Write out, word for word, only the data from its first line to the line containing "Ge well of 13".

Given data

● ● ● ●

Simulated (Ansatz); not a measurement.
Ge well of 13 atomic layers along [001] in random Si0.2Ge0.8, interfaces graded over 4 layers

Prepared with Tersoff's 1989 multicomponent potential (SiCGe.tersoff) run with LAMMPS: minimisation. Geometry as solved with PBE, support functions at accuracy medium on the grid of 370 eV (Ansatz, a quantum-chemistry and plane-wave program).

● ● ● ●

Written answer
Simulated (Ansatz); not a measurement.
Ge well of 13 atomic layers along [001] in random Si0.2Ge0.8, interfaces graded over 4 layers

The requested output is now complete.